:: Assignment ::
Go through the entries below from the first line and transcribe each one exactly, ending with the line that contains "Energies are extrapolated to zero smearing.".

—————

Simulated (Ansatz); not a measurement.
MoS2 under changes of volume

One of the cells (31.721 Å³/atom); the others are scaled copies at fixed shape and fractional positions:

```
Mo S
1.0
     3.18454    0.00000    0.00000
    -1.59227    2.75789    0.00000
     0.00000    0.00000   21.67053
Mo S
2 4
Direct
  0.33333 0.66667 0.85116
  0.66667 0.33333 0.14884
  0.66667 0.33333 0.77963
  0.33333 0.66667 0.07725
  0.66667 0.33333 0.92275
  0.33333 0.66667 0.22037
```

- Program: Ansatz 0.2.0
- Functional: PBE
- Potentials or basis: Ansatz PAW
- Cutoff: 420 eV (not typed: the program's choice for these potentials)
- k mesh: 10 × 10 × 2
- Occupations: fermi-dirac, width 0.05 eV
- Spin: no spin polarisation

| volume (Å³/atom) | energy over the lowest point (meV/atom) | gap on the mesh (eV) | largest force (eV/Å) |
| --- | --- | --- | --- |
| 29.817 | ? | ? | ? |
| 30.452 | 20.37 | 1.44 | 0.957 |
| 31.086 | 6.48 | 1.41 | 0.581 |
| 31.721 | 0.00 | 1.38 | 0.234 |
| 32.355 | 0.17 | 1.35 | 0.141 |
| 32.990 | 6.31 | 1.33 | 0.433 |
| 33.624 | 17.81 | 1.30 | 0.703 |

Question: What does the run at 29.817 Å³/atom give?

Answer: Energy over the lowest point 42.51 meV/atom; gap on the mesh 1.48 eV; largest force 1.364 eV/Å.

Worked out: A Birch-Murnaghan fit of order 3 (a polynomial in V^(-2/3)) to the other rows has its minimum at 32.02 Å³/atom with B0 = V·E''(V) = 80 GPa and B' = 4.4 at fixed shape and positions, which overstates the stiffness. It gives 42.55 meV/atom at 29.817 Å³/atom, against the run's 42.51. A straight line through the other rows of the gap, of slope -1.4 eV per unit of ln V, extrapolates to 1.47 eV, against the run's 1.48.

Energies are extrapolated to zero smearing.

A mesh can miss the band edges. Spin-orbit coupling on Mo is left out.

—————

:: Exercise response ::
Simulated (Ansatz); not a measurement.
MoS2 under changes of volume

One of the cells (31.721 Å³/atom); the others are scaled copies at fixed shape and fractional positions:

```
Mo S
1.0
     3.18454    0.00000    0.00000
    -1.59227    2.75789    0.00000
     0.00000    0.00000   21.67053
Mo S
2 4
Direct
  0.33333 0.66667 0.85116
  0.66667 0.33333 0.14884
  0.66667 0.33333 0.77963
  0.33333 0.66667 0.07725
  0.66667 0.33333 0.92275
  0.33333 0.66667 0.22037
```

- Program: Ansatz 0.2.0
- Functional: PBE
- Potentials or basis: Ansatz PAW
- Cutoff: 420 eV (not typed: the program's choice for these potentials)
- k mesh: 10 × 10 × 2
- Occupations: fermi-dirac, width 0.05 eV
- Spin: no spin polarisation

| volume (Å³/atom) | energy over the lowest point (meV/atom) | gap on the mesh (eV) | largest force (eV/Å) |
| --- | --- | --- | --- |
| 29.817 | ? | ? | ? |
| 30.452 | 20.37 | 1.44 | 0.957 |
| 31.086 | 6.48 | 1.41 | 0.581 |
| 31.721 | 0.00 | 1.38 | 0.234 |
| 32.355 | 0.17 | 1.35 | 0.141 |
| 32.990 | 6.31 | 1.33 | 0.433 |
| 33.624 | 17.81 | 1.30 | 0.703 |

Question: What does the run at 29.817 Å³/atom give?

Answer: Energy over the lowest point 42.51 meV/atom; gap on the mesh 1.48 eV; largest force 1.364 eV/Å.

Worked out: A Birch-Murnaghan fit of order 3 (a polynomial in V^(-2/3)) to the other rows has its minimum at 32.02 Å³/atom with B0 = V·E''(V) = 80 GPa and B' = 4.4 at fixed shape and positions, which overstates the stiffness. It gives 42.55 meV/atom at 29.817 Å³/atom, against the run's 42.51. A straight line through the other rows of the gap, of slope -1.4 eV per unit of ln V, extrapolates to 1.47 eV, against the run's 1.48.

Energies are extrapolated to zero smearing.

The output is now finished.